**TASK ITEM:** Repeat exactly the lines from the start of the material below up to and including the "# LiCaF3 (Pm-3m), an" line.

------
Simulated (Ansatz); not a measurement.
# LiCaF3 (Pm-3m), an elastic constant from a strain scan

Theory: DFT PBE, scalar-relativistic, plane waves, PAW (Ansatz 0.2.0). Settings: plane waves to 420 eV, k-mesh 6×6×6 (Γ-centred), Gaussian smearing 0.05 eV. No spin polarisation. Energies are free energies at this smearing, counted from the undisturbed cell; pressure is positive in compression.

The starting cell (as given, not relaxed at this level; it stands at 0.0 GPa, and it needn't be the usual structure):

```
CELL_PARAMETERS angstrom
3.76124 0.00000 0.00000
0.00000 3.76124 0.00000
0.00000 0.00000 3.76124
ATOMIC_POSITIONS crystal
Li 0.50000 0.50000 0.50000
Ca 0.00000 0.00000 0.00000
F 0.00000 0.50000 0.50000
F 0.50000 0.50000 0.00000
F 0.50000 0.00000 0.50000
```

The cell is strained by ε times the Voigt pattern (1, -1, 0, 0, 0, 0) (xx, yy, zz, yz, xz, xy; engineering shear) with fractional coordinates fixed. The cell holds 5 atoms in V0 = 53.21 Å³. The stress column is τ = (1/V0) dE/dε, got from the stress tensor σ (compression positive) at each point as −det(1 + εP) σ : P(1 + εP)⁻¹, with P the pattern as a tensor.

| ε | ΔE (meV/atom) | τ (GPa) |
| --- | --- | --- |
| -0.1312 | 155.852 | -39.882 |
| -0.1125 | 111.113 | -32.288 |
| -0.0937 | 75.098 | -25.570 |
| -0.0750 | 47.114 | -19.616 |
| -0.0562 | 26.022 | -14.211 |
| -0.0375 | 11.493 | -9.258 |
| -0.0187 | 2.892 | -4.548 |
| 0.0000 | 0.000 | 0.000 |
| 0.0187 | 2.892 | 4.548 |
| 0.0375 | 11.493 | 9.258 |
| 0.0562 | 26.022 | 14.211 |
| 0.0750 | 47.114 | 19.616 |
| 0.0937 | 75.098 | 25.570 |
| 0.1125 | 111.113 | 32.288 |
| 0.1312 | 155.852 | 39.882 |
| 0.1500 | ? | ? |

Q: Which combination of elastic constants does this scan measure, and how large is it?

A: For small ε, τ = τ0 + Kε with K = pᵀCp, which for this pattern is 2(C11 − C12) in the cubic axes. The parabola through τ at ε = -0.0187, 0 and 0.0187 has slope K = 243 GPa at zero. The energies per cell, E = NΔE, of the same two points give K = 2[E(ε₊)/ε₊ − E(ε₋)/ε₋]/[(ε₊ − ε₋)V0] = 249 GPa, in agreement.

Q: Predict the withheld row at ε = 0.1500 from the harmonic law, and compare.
------

**ANSWER SECTION:**
Simulated (Ansatz); not a measurement.
# LiCaF3 (Pm-3m), an elastic constant from a strain scan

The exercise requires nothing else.